▶ _Dataset excerpts_:
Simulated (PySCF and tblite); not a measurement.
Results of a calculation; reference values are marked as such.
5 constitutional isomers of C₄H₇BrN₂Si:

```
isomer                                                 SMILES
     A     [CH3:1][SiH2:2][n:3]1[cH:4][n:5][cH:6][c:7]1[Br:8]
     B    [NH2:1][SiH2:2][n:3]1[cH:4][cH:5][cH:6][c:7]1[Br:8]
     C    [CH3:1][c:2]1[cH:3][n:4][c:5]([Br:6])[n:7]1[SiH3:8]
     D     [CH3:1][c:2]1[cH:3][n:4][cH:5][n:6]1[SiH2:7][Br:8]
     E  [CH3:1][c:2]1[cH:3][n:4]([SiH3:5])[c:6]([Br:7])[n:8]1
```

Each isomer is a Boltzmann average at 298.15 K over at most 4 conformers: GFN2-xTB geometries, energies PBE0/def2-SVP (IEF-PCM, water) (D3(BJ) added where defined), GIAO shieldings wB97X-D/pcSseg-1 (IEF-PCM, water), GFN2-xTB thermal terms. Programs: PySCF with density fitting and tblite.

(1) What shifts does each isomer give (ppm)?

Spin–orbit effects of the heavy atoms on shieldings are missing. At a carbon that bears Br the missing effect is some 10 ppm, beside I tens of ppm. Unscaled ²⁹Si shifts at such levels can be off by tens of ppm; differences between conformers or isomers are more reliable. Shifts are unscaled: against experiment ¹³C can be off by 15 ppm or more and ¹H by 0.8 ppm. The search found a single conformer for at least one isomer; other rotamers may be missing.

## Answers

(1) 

▶ _Requirement_:
All of the records above should be transcribed exactly.

▶ _Written response_:
Simulated (PySCF and tblite); not a measurement.
Results of a calculation; reference values are marked as such.
5 constitutional isomers of C₄H₇BrN₂Si:

```
isomer                                                 SMILES
     A     [CH3:1][SiH2:2][n:3]1[cH:4][n:5][cH:6][c:7]1[Br:8]
     B    [NH2:1][SiH2:2][n:3]1[cH:4][cH:5][cH:6][c:7]1[Br:8]
     C    [CH3:1][c:2]1[cH:3][n:4][c:5]([Br:6])[n:7]1[SiH3:8]
     D     [CH3:1][c:2]1[cH:3][n:4][cH:5][n:6]1[SiH2:7][Br:8]
     E  [CH3:1][c:2]1[cH:3][n:4]([SiH3:5])[c:6]([Br:7])[n:8]1
```

Each isomer is a Boltzmann average at 298.15 K over at most 4 conformers: GFN2-xTB geometries, energies PBE0/def2-SVP (IEF-PCM, water) (D3(BJ) added where defined), GIAO shieldings wB97X-D/pcSseg-1 (IEF-PCM, water), GFN2-xTB thermal terms. Programs: PySCF with density fitting and tblite.

(1) What shifts does each isomer give (ppm)?

Spin–orbit effects of the heavy atoms on shieldings are missing. At a carbon that bears Br the missing effect is some 10 ppm, beside I tens of ppm. Unscaled ²⁹Si shifts at such levels can be off by tens of ppm; differences between conformers or isomers are more reliable. Shifts are unscaled: against experiment ¹³C can be off by 15 ppm or more and ¹H by 0.8 ppm. The search found a single conformer for at least one isomer; other rotamers may be missing.

## Answers

(1) 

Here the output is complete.